=== Begin Enclosure ===

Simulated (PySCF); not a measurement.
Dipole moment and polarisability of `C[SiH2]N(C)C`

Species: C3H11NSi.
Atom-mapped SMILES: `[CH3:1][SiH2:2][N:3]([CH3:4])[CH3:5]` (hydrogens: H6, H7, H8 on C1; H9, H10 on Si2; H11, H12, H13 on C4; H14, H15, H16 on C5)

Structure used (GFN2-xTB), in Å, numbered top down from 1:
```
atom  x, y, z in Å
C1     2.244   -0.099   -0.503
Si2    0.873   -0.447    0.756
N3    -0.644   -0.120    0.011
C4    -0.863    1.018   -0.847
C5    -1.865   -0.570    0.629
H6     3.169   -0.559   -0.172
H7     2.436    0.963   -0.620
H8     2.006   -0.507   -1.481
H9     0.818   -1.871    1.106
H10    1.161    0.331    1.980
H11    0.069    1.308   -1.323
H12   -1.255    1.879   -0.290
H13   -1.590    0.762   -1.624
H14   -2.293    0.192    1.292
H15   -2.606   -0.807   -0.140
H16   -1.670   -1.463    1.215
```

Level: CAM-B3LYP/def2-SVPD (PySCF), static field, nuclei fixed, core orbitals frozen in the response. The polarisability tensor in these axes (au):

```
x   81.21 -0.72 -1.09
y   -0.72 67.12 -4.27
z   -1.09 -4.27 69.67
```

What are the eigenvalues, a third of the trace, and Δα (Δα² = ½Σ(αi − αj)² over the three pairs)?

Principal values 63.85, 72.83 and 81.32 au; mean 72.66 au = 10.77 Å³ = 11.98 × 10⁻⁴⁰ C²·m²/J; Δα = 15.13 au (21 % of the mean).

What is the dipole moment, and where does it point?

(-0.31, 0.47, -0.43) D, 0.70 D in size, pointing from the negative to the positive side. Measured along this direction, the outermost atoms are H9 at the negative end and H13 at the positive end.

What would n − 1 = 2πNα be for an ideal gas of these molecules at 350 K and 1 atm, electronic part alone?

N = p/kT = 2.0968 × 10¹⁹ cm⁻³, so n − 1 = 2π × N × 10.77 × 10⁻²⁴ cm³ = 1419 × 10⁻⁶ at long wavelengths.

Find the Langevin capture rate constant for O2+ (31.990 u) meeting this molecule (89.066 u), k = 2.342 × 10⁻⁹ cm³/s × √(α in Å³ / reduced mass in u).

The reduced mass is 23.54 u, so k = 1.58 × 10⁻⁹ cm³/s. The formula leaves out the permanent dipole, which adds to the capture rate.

=== End Enclosure ===

Action item
Your answer should be exactly the lines of the data above, from the first through the line containing "What is the".

Reply
Simulated (PySCF); not a measurement.
Dipole moment and polarisability of `C[SiH2]N(C)C`

Species: C3H11NSi.
Atom-mapped SMILES: `[CH3:1][SiH2:2][N:3]([CH3:4])[CH3:5]` (hydrogens: H6, H7, H8 on C1; H9, H10 on Si2; H11, H12, H13 on C4; H14, H15, H16 on C5)

Structure used (GFN2-xTB), in Å, numbered top down from 1:
```
atom  x, y, z in Å
C1     2.244   -0.099   -0.503
Si2    0.873   -0.447    0.756
N3    -0.644   -0.120    0.011
C4    -0.863    1.018   -0.847
C5    -1.865   -0.570    0.629
H6     3.169   -0.559   -0.172
H7     2.436    0.963   -0.620
H8     2.006   -0.507   -1.481
H9     0.818   -1.871    1.106
H10    1.161    0.331    1.980
H11    0.069    1.308   -1.323
H12   -1.255    1.879   -0.290
H13   -1.590    0.762   -1.624
H14   -2.293    0.192    1.292
H15   -2.606   -0.807   -0.140
H16   -1.670   -1.463    1.215
```

Level: CAM-B3LYP/def2-SVPD (PySCF), static field, nuclei fixed, core orbitals frozen in the response. The polarisability tensor in these axes (au):

```
x   81.21 -0.72 -1.09
y   -0.72 67.12 -4.27
z   -1.09 -4.27 69.67
```

What are the eigenvalues, a third of the trace, and Δα (Δα² = ½Σ(αi − αj)² over the three pairs)?

Principal values 63.85, 72.83 and 81.32 au; mean 72.66 au = 10.77 Å³ = 11.98 × 10⁻⁴⁰ C²·m²/J; Δα = 15.13 au (21 % of the mean).

What is the dipole moment, and where does it point?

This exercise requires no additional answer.